================
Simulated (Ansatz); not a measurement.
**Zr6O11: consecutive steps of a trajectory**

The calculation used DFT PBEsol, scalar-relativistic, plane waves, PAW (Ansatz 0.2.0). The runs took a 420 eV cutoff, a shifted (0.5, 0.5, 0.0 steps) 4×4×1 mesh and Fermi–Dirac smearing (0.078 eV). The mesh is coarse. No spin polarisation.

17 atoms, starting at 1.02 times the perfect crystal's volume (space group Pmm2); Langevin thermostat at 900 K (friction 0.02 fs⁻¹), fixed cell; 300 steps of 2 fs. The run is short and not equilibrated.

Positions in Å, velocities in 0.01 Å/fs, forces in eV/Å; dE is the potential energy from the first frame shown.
================

Everything in the records must be returned exactly.

Simulated (Ansatz); not a measurement.
**Zr6O11: consecutive steps of a trajectory**

The calculation used DFT PBEsol, scalar-relativistic, plane waves, PAW (Ansatz 0.2.0). The runs took a 420 eV cutoff, a shifted (0.5, 0.5, 0.0 steps) 4×4×1 mesh and Fermi–Dirac smearing (0.078 eV). The mesh is coarse. No spin polarisation.

17 atoms, starting at 1.02 times the perfect crystal's volume (space group Pmm2); Langevin thermostat at 900 K (friction 0.02 fs⁻¹), fixed cell; 300 steps of 2 fs. The run is short and not equilibrated.

Positions in Å, velocities in 0.01 Å/fs, forces in eV/Å; dE is the potential energy from the first frame shown.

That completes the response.